Top of Provided records
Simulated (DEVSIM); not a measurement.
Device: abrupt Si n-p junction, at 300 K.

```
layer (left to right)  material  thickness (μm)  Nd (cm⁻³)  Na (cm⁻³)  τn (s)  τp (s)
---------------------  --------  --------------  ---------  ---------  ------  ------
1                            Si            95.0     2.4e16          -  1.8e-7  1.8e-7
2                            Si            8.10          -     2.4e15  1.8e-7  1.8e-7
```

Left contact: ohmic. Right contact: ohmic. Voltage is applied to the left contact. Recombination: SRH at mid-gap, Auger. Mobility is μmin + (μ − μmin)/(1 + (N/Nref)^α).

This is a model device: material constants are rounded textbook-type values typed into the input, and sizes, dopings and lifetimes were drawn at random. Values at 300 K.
Bottom of Provided records

Your task is to quote, without any alteration, the lines running from the top of the records to the line that holds "Left contact: ohmic.", both included.

Simulated (DEVSIM); not a measurement.
Device: abrupt Si n-p junction, at 300 K.

```
layer (left to right)  material  thickness (μm)  Nd (cm⁻³)  Na (cm⁻³)  τn (s)  τp (s)
---------------------  --------  --------------  ---------  ---------  ------  ------
1                            Si            95.0     2.4e16          -  1.8e-7  1.8e-7
2                            Si            8.10          -     2.4e15  1.8e-7  1.8e-7
```

Left contact: ohmic. Right contact: ohmic. Voltage is applied to the left contact. Recombination: SRH at mid-gap, Auger. Mobility is μmin + (μ − μmin)/(1 + (N/Nref)^α).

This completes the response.